### GIVEN ENTRIES
--------
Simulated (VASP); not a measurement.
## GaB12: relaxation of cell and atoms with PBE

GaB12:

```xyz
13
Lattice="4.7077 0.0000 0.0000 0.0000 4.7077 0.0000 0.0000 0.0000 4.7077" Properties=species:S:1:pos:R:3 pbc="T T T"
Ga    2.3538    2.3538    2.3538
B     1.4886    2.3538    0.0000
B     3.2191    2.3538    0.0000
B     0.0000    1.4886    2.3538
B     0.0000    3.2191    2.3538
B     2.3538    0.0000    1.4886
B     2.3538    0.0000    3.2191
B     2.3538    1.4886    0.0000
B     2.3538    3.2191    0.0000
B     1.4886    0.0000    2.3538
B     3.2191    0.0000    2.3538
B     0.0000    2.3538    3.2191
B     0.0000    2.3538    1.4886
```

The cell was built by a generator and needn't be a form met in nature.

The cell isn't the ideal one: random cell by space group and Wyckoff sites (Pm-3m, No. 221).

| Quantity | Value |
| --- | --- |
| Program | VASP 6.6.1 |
--------

### WORK ITEM
In the answer, the listing above should be restated word for word.

### TASK RESPONSE
Simulated (VASP); not a measurement.
## GaB12: relaxation of cell and atoms with PBE

GaB12:

```xyz
13
Lattice="4.7077 0.0000 0.0000 0.0000 4.7077 0.0000 0.0000 0.0000 4.7077" Properties=species:S:1:pos:R:3 pbc="T T T"
Ga    2.3538    2.3538    2.3538
B     1.4886    2.3538    0.0000
B     3.2191    2.3538    0.0000
B     0.0000    1.4886    2.3538
B     0.0000    3.2191    2.3538
B     2.3538    0.0000    1.4886
B     2.3538    0.0000    3.2191
B     2.3538    1.4886    0.0000
B     2.3538    3.2191    0.0000
B     1.4886    0.0000    2.3538
B     3.2191    0.0000    2.3538
B     0.0000    2.3538    3.2191
B     0.0000    2.3538    1.4886
```

The cell was built by a generator and needn't be a form met in nature.

The cell isn't the ideal one: random cell by space group and Wyckoff sites (Pm-3m, No. 221).

| Quantity | Value |
| --- | --- |
| Program | VASP 6.6.1 |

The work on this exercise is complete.